» Required action
Transcribe the records that follow, preserving every word.

....

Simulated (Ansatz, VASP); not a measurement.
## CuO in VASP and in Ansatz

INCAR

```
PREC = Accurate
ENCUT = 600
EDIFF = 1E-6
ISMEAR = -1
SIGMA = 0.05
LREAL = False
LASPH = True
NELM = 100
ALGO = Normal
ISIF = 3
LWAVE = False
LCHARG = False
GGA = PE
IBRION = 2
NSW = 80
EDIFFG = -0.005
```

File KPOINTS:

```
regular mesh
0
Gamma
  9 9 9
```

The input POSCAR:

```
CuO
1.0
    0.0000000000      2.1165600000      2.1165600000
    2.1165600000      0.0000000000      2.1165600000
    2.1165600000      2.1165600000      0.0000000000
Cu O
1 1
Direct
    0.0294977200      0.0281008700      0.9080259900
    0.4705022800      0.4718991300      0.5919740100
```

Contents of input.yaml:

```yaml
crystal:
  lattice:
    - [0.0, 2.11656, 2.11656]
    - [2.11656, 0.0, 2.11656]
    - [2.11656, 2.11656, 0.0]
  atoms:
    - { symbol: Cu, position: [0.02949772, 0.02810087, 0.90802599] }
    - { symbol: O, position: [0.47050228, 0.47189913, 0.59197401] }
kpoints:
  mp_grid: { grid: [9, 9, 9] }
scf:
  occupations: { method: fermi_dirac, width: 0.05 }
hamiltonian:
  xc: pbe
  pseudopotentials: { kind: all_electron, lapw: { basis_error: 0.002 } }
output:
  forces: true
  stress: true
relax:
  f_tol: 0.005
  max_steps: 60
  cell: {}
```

....

» Response
Simulated (Ansatz, VASP); not a measurement.
## CuO in VASP and in Ansatz

INCAR

```
PREC = Accurate
ENCUT = 600
EDIFF = 1E-6
ISMEAR = -1
SIGMA = 0.05
LREAL = False
LASPH = True
NELM = 100
ALGO = Normal
ISIF = 3
LWAVE = False
LCHARG = False
GGA = PE
IBRION = 2
NSW = 80
EDIFFG = -0.005
```

File KPOINTS:

```
regular mesh
0
Gamma
  9 9 9
```

The input POSCAR:

```
CuO
1.0
    0.0000000000      2.1165600000      2.1165600000
    2.1165600000      0.0000000000      2.1165600000
    2.1165600000      2.1165600000      0.0000000000
Cu O
1 1
Direct
    0.0294977200      0.0281008700      0.9080259900
    0.4705022800      0.4718991300      0.5919740100
```

Contents of input.yaml:

```yaml
crystal:
  lattice:
    - [0.0, 2.11656, 2.11656]
    - [2.11656, 0.0, 2.11656]
    - [2.11656, 2.11656, 0.0]
  atoms:
    - { symbol: Cu, position: [0.02949772, 0.02810087, 0.90802599] }
    - { symbol: O, position: [0.47050228, 0.47189913, 0.59197401] }
kpoints:
  mp_grid: { grid: [9, 9, 9] }
scf:
  occupations: { method: fermi_dirac, width: 0.05 }
hamiltonian:
  xc: pbe
  pseudopotentials: { kind: all_electron, lapw: { basis_error: 0.002 } }
output:
  forces: true
  stress: true
relax:
  f_tol: 0.005
  max_steps: 60
  cell: {}
```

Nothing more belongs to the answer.